= = = =
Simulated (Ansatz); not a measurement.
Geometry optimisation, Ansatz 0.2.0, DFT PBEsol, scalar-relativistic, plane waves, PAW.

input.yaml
= = = =

Each entry must be reproduced verbatim.

Reply:
Simulated (Ansatz); not a measurement.
Geometry optimisation, Ansatz 0.2.0, DFT PBEsol, scalar-relativistic, plane waves, PAW.

input.yaml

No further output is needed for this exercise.